**Task item**. For this exercise, print all of the data exactly as given.

[Stored data — start]
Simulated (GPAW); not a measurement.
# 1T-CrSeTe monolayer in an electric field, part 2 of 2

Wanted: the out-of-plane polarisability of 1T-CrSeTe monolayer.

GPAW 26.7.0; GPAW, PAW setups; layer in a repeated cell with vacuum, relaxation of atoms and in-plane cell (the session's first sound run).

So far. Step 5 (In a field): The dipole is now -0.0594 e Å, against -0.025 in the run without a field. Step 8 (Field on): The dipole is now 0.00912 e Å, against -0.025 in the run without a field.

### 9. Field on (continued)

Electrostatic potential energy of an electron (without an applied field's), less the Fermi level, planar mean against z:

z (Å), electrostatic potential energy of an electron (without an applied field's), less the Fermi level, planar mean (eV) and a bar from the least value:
[Stored data — finish]

**Worked solution**.
Simulated (GPAW); not a measurement.
# 1T-CrSeTe monolayer in an electric field, part 2 of 2

Wanted: the out-of-plane polarisability of 1T-CrSeTe monolayer.

GPAW 26.7.0; GPAW, PAW setups; layer in a repeated cell with vacuum, relaxation of atoms and in-plane cell (the session's first sound run).

So far. Step 5 (In a field): The dipole is now -0.0594 e Å, against -0.025 in the run without a field. Step 8 (Field on): The dipole is now 0.00912 e Å, against -0.025 in the run without a field.

### 9. Field on (continued)

Electrostatic potential energy of an electron (without an applied field's), less the Fermi level, planar mean against z:

z (Å), electrostatic potential energy of an electron (without an applied field's), less the Fermi level, planar mean (eV) and a bar from the least value:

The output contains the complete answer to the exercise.